§ **Work item**: An exact copy of the listing is required.

§ **Available data**:
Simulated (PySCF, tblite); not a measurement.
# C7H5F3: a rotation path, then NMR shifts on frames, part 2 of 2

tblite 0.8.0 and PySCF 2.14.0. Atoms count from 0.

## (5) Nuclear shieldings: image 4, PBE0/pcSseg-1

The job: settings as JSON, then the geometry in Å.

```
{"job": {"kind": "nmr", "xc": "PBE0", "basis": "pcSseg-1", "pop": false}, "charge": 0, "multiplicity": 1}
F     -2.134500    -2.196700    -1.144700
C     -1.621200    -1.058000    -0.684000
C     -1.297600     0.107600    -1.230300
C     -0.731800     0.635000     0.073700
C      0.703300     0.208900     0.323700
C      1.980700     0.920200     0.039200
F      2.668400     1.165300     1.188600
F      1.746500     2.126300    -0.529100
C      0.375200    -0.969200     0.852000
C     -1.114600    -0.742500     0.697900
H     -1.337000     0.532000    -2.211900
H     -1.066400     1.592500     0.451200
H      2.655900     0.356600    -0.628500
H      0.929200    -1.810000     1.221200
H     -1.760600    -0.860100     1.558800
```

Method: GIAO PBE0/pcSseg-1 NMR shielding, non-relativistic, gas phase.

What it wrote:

§ **Written reply**:
Simulated (PySCF, tblite); not a measurement.
# C7H5F3: a rotation path, then NMR shifts on frames, part 2 of 2

tblite 0.8.0 and PySCF 2.14.0. Atoms count from 0.

## (5) Nuclear shieldings: image 4, PBE0/pcSseg-1

The job: settings as JSON, then the geometry in Å.

```
{"job": {"kind": "nmr", "xc": "PBE0", "basis": "pcSseg-1", "pop": false}, "charge": 0, "multiplicity": 1}
F     -2.134500    -2.196700    -1.144700
C     -1.621200    -1.058000    -0.684000
C     -1.297600     0.107600    -1.230300
C     -0.731800     0.635000     0.073700
C      0.703300     0.208900     0.323700
C      1.980700     0.920200     0.039200
F      2.668400     1.165300     1.188600
F      1.746500     2.126300    -0.529100
C      0.375200    -0.969200     0.852000
C     -1.114600    -0.742500     0.697900
H     -1.337000     0.532000    -2.211900
H     -1.066400     1.592500     0.451200
H      2.655900     0.356600    -0.628500
H      0.929200    -1.810000     1.221200
H     -1.760600    -0.860100     1.558800
```

Method: GIAO PBE0/pcSseg-1 NMR shielding, non-relativistic, gas phase.

What it wrote:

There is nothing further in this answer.